- Required action -
Exactly as given, transcribe each entry that follows.

- Data excerpts -
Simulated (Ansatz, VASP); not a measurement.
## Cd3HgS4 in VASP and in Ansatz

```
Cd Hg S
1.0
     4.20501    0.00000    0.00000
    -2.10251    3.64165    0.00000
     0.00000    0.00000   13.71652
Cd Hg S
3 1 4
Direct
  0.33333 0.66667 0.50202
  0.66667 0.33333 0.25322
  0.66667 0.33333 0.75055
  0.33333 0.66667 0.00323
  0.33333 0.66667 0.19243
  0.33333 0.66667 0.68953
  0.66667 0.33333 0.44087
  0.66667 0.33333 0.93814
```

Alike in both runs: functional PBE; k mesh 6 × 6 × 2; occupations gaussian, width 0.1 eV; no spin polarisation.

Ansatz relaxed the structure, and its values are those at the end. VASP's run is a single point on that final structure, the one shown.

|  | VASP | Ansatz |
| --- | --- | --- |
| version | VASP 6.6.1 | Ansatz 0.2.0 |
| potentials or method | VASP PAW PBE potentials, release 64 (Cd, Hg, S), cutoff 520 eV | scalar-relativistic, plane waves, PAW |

- Written response -
Simulated (Ansatz, VASP); not a measurement.
## Cd3HgS4 in VASP and in Ansatz

```
Cd Hg S
1.0
     4.20501    0.00000    0.00000
    -2.10251    3.64165    0.00000
     0.00000    0.00000   13.71652
Cd Hg S
3 1 4
Direct
  0.33333 0.66667 0.50202
  0.66667 0.33333 0.25322
  0.66667 0.33333 0.75055
  0.33333 0.66667 0.00323
  0.33333 0.66667 0.19243
  0.33333 0.66667 0.68953
  0.66667 0.33333 0.44087
  0.66667 0.33333 0.93814
```

Alike in both runs: functional PBE; k mesh 6 × 6 × 2; occupations gaussian, width 0.1 eV; no spin polarisation.

Ansatz relaxed the structure, and its values are those at the end. VASP's run is a single point on that final structure, the one shown.

|  | VASP | Ansatz |
| --- | --- | --- |
| version | VASP 6.6.1 | Ansatz 0.2.0 |
| potentials or method | VASP PAW PBE potentials, release 64 (Cd, Hg, S), cutoff 520 eV | scalar-relativistic, plane waves, PAW |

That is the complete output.